• DATA
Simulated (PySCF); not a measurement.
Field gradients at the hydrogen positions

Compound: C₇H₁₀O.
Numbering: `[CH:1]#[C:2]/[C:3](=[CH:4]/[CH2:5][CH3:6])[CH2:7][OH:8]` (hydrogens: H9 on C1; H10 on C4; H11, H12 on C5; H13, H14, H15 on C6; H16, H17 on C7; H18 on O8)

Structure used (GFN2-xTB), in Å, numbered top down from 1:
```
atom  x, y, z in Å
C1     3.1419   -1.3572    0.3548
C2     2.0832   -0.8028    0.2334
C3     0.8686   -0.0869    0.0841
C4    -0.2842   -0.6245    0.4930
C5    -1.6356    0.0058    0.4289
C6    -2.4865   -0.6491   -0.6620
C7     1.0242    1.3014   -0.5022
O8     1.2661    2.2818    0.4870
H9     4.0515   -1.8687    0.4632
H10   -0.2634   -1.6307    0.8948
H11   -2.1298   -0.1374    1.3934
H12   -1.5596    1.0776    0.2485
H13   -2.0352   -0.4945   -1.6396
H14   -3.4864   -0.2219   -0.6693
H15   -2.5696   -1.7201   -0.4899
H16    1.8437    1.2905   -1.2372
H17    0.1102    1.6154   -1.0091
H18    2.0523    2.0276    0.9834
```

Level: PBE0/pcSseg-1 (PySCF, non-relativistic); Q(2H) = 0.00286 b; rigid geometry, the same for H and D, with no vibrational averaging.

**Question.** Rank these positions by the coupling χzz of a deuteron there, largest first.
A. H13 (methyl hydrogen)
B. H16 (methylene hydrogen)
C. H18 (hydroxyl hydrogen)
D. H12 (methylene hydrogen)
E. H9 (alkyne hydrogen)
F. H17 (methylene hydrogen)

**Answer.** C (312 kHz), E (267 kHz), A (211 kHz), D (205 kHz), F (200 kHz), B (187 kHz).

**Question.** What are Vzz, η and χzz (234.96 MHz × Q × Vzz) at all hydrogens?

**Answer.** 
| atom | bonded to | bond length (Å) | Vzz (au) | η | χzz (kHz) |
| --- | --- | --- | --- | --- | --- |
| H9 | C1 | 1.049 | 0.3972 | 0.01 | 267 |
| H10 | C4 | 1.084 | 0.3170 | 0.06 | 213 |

• TASK ITEM
Retype only the stretch of lines above starting at the one with "D. H12 (methylene hydrogen)" and stopping at the one with "0.01 | 267 |", exactly as written, with both kept.

• RESPONSE BOX
D. H12 (methylene hydrogen)
E. H9 (alkyne hydrogen)
F. H17 (methylene hydrogen)

**Answer.** C (312 kHz), E (267 kHz), A (211 kHz), D (205 kHz), F (200 kHz), B (187 kHz).

**Question.** What are Vzz, η and χzz (234.96 MHz × Q × Vzz) at all hydrogens?

**Answer.** 
| atom | bonded to | bond length (Å) | Vzz (au) | η | χzz (kHz) |
| --- | --- | --- | --- | --- | --- |
| H9 | C1 | 1.049 | 0.3972 | 0.01 | 267 |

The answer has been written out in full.